■ **Assignment**
Quote exactly, and only, the lines of the material below from the line with "Consider the following." through the line with "The pressure is its mean diagonal, 9.70 GPa.".

▬▬▬

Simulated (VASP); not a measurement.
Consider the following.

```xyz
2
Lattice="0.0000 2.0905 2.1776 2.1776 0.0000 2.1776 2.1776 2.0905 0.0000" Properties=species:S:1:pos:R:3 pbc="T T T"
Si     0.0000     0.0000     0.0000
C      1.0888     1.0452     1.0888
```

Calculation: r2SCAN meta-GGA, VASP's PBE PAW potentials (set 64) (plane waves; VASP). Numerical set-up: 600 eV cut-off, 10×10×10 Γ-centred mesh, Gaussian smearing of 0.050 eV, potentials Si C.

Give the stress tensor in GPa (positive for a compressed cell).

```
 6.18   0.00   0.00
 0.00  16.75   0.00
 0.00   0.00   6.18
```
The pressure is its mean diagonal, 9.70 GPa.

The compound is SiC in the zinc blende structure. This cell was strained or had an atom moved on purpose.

▬▬▬

■ **Response area**
Consider the following.

```xyz
2
Lattice="0.0000 2.0905 2.1776 2.1776 0.0000 2.1776 2.1776 2.0905 0.0000" Properties=species:S:1:pos:R:3 pbc="T T T"
Si     0.0000     0.0000     0.0000
C      1.0888     1.0452     1.0888
```

Calculation: r2SCAN meta-GGA, VASP's PBE PAW potentials (set 64) (plane waves; VASP). Numerical set-up: 600 eV cut-off, 10×10×10 Γ-centred mesh, Gaussian smearing of 0.050 eV, potentials Si C.

Give the stress tensor in GPa (positive for a compressed cell).

```
 6.18   0.00   0.00
 0.00  16.75   0.00
 0.00   0.00   6.18
```
The pressure is its mean diagonal, 9.70 GPa.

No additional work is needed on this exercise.